:: Data excerpts ::

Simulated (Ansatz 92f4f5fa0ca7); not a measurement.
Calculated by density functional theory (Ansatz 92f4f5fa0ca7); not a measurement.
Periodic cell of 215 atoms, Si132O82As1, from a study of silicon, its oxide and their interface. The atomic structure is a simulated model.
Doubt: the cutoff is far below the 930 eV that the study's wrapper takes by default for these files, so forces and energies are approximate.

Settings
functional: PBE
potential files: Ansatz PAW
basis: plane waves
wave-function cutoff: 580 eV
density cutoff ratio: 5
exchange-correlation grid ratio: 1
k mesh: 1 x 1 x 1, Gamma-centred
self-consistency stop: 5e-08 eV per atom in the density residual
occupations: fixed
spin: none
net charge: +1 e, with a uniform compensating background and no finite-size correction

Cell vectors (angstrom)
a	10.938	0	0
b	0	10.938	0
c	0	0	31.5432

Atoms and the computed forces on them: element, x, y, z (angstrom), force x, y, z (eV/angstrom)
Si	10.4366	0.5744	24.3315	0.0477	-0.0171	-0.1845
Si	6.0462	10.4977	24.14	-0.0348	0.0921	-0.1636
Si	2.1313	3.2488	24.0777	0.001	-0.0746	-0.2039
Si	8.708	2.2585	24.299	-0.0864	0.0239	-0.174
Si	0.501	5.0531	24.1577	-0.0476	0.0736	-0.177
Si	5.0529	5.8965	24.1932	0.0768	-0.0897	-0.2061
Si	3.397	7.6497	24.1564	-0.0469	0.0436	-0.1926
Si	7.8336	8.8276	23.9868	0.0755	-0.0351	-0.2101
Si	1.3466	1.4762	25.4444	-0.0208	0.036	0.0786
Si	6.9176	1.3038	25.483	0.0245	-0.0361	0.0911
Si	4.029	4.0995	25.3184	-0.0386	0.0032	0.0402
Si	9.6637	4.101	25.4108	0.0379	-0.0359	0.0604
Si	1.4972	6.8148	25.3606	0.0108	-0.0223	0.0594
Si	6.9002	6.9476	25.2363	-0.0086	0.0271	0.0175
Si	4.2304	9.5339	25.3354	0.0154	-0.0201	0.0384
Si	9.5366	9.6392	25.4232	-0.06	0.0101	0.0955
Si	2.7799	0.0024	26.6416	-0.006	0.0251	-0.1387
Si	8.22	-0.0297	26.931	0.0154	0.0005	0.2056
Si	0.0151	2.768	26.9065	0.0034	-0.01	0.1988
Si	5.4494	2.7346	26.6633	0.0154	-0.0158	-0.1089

:::

Requirement –
Everything from the first line above up to and including the line that contains "Periodic cell of" should be printed exactly; please print only that.

Result –
Simulated (Ansatz 92f4f5fa0ca7); not a measurement.
Calculated by density functional theory (Ansatz 92f4f5fa0ca7); not a measurement.
Periodic cell of 215 atoms, Si132O82As1, from a study of silicon, its oxide and their interface. The atomic structure is a simulated model.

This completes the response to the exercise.